## Available data
+---+

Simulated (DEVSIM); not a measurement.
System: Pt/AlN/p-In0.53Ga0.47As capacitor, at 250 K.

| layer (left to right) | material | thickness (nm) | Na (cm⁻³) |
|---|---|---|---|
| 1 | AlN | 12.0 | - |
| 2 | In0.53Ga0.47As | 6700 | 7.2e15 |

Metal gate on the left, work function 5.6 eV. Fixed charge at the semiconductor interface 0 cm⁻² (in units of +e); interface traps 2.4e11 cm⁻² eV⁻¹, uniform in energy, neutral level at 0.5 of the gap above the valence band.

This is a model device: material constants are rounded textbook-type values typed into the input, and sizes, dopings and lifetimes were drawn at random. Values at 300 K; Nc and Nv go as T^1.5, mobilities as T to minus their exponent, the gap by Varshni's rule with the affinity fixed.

+---+

## Exercise
Each entry must be output exactly as it was written.

## Exercise response
Simulated (DEVSIM); not a measurement.
System: Pt/AlN/p-In0.53Ga0.47As capacitor, at 250 K.

| layer (left to right) | material | thickness (nm) | Na (cm⁻³) |
|---|---|---|---|
| 1 | AlN | 12.0 | - |
| 2 | In0.53Ga0.47As | 6700 | 7.2e15 |

Metal gate on the left, work function 5.6 eV. Fixed charge at the semiconductor interface 0 cm⁻² (in units of +e); interface traps 2.4e11 cm⁻² eV⁻¹, uniform in energy, neutral level at 0.5 of the gap above the valence band.

This is a model device: material constants are rounded textbook-type values typed into the input, and sizes, dopings and lifetimes were drawn at random. Values at 300 K; Nc and Nv go as T^1.5, mobilities as T to minus their exponent, the gap by Varshni's rule with the affinity fixed.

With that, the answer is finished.